Segment Start: Information

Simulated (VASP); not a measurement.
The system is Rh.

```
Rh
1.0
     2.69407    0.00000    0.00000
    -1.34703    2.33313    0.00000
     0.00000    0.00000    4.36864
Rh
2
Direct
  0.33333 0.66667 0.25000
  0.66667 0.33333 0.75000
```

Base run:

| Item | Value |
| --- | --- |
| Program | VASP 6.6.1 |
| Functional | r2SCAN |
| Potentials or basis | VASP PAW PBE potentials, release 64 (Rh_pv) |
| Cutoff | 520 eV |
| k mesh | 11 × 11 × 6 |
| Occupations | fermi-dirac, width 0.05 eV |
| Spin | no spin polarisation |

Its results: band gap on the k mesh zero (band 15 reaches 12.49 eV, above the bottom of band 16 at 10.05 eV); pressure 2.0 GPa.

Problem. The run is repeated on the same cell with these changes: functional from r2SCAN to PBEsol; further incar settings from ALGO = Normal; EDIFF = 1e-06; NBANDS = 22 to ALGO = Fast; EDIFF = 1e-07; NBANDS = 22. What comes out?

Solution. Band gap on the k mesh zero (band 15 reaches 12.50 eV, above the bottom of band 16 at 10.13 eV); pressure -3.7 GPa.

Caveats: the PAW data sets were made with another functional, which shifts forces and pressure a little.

Segment End: Information

The answer is the records above restated word for word from their opening line through the line that holds "Functional | r2SCAN |", both included, and nothing else.

Simulated (VASP); not a measurement.
The system is Rh.

```
Rh
1.0
     2.69407    0.00000    0.00000
    -1.34703    2.33313    0.00000
     0.00000    0.00000    4.36864
Rh
2
Direct
  0.33333 0.66667 0.25000
  0.66667 0.33333 0.75000
```

Base run:

| Item | Value |
| --- | --- |
| Program | VASP 6.6.1 |
| Functional | r2SCAN |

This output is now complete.